ACTION ITEM:
Copy out, exactly, the first line of the entries below and every line after it through the one containing "Periodic cell of".

** MATERIAL SUPPLIED follows **

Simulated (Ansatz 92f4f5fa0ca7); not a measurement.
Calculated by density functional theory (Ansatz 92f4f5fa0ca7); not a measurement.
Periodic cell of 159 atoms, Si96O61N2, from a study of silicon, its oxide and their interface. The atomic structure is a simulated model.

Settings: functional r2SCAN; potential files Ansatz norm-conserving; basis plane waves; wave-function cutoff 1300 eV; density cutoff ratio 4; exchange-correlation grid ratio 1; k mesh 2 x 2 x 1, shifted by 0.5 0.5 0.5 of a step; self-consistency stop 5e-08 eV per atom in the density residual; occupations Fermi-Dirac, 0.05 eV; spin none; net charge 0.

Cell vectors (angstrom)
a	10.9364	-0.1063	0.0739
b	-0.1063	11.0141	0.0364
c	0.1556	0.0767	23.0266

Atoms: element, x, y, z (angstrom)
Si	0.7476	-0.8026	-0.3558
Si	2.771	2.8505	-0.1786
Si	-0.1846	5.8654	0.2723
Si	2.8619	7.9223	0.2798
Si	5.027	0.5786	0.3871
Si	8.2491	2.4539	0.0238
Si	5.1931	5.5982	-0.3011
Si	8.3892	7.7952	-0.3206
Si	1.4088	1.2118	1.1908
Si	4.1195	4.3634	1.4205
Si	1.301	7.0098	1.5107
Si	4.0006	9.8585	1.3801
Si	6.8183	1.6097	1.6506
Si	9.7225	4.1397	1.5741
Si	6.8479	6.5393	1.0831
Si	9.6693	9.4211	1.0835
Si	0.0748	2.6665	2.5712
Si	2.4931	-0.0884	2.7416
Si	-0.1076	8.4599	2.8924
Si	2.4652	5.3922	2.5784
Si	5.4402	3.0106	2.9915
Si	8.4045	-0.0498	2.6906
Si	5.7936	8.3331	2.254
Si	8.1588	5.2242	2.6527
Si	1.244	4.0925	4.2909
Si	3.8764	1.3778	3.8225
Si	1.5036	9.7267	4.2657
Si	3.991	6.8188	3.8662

** End of MATERIAL SUPPLIED **

ANSWER BOX:
Simulated (Ansatz 92f4f5fa0ca7); not a measurement.
Calculated by density functional theory (Ansatz 92f4f5fa0ca7); not a measurement.
Periodic cell of 159 atoms, Si96O61N2, from a study of silicon, its oxide and their interface. The atomic structure is a simulated model.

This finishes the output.